Copy, word for word, each line of the data below from the first through the line containing "Question: Which of the two is the end point?", and stop there.

:: Dataset entries
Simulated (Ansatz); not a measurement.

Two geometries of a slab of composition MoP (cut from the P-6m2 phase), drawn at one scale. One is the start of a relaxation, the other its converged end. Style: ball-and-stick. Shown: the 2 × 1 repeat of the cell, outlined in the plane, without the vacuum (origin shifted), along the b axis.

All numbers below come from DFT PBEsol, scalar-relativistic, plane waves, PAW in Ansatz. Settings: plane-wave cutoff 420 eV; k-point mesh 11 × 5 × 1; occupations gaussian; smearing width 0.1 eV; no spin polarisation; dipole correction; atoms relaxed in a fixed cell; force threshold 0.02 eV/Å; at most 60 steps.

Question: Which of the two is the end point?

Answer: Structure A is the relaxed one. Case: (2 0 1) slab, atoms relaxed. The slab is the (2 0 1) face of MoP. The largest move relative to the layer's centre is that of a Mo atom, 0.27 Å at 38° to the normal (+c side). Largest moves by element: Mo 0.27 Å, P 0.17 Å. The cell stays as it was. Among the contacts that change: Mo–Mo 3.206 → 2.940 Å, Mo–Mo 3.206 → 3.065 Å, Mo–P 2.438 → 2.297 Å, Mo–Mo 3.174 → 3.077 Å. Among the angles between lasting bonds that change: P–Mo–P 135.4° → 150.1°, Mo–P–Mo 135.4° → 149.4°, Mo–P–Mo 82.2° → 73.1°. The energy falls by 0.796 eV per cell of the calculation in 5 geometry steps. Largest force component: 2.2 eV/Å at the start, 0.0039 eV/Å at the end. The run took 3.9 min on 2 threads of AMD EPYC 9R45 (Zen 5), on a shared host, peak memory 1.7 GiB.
::::

▶ _Response area_
Simulated (Ansatz); not a measurement.

Two geometries of a slab of composition MoP (cut from the P-6m2 phase), drawn at one scale. One is the start of a relaxation, the other its converged end. Style: ball-and-stick. Shown: the 2 × 1 repeat of the cell, outlined in the plane, without the vacuum (origin shifted), along the b axis.

All numbers below come from DFT PBEsol, scalar-relativistic, plane waves, PAW in Ansatz. Settings: plane-wave cutoff 420 eV; k-point mesh 11 × 5 × 1; occupations gaussian; smearing width 0.1 eV; no spin polarisation; dipole correction; atoms relaxed in a fixed cell; force threshold 0.02 eV/Å; at most 60 steps.

Question: Which of the two is the end point?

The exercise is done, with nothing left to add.